** DATA SUPPLIED follows **

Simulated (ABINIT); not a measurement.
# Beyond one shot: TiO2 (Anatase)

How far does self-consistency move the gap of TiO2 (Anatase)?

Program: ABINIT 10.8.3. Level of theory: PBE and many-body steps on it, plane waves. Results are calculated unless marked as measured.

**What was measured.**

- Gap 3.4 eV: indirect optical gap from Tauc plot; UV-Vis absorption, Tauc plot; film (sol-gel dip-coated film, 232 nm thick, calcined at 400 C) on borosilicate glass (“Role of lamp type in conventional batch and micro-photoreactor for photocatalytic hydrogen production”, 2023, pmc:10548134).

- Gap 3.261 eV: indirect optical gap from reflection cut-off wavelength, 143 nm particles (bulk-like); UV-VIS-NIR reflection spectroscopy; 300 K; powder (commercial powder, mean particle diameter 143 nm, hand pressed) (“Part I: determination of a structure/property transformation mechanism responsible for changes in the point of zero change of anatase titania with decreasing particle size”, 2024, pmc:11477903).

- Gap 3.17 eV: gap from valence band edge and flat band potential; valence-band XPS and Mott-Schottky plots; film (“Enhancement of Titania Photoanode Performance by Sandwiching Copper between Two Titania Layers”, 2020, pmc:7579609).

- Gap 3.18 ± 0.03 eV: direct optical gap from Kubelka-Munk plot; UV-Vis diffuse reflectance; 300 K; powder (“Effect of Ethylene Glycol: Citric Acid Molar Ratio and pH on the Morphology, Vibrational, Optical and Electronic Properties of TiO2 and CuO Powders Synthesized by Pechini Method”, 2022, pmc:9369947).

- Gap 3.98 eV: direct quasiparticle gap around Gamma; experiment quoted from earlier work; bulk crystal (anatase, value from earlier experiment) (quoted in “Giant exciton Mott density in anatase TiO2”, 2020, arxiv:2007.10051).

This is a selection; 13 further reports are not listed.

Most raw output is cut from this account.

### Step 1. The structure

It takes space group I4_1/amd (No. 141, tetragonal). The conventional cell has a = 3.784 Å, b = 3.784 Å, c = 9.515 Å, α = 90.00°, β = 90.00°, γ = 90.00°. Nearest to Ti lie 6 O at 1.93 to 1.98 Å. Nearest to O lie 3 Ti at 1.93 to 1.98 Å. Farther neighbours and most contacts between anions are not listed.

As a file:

** End of DATA SUPPLIED **

Starting with the line with "Most raw output is cut from this account." above and going on through the line with "### Step 1. The structure", transcribe every line exactly, both ends included, and add nothing.

Most raw output is cut from this account.

### Step 1. The structure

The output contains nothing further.